%%

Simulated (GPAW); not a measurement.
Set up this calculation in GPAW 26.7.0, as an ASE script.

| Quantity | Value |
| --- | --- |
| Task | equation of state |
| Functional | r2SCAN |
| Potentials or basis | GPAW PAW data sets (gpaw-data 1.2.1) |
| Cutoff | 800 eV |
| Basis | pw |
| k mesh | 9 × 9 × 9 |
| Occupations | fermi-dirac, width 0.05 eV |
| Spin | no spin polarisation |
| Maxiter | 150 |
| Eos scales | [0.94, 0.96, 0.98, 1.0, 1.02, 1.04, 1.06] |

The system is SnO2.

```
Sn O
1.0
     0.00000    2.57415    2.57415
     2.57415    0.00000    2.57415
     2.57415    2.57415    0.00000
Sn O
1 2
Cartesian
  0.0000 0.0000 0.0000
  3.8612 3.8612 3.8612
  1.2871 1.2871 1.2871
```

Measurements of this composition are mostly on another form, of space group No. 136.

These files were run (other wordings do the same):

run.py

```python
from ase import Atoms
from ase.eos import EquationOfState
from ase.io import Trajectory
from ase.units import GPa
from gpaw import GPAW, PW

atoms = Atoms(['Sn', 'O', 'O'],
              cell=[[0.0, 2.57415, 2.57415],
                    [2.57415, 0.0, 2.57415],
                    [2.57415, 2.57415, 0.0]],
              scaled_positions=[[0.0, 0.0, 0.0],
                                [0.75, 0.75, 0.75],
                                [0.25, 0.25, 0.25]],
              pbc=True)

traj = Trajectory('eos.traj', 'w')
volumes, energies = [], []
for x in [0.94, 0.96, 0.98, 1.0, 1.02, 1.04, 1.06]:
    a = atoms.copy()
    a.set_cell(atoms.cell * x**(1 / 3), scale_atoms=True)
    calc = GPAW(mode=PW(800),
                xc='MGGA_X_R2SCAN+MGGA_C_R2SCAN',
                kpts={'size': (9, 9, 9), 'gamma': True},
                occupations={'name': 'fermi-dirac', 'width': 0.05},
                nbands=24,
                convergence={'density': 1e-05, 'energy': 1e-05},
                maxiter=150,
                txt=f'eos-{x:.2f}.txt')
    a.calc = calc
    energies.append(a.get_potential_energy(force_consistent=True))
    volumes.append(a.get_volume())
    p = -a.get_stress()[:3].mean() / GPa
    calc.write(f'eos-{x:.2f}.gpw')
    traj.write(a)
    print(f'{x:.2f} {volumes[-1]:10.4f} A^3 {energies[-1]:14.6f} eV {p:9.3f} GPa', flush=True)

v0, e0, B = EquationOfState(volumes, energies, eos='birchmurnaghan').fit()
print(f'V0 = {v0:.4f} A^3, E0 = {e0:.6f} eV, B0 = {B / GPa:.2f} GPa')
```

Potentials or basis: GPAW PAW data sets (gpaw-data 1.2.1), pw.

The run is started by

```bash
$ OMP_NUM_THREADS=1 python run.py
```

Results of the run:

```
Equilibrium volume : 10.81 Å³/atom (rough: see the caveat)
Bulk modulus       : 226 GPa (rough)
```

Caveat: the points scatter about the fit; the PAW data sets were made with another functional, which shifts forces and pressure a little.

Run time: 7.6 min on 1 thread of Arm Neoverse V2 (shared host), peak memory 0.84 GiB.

%%

ASSIGNMENT:
Word for word, output the lines of the data from its first line through the line where "mesh | 9 × 9 × 9 |" appears, and stop there.

PROBLEM SOLUTION:
Simulated (GPAW); not a measurement.
Set up this calculation in GPAW 26.7.0, as an ASE script.

| Quantity | Value |
| --- | --- |
| Task | equation of state |
| Functional | r2SCAN |
| Potentials or basis | GPAW PAW data sets (gpaw-data 1.2.1) |
| Cutoff | 800 eV |
| Basis | pw |
| k mesh | 9 × 9 × 9 |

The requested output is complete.